+-------+

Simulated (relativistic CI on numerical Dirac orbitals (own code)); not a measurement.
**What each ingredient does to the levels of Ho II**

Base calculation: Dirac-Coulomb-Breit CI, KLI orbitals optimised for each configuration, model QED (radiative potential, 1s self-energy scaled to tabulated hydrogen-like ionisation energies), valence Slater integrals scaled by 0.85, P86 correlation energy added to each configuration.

+-------+

▶ Assignment:
An exact copy of the entire material is required.

▶ Task response:
Simulated (relativistic CI on numerical Dirac orbitals (own code)); not a measurement.
**What each ingredient does to the levels of Ho II**

Base calculation: Dirac-Coulomb-Breit CI, KLI orbitals optimised for each configuration, model QED (radiative potential, 1s self-energy scaled to tabulated hydrogen-like ionisation energies), valence Slater integrals scaled by 0.85, P86 correlation energy added to each configuration.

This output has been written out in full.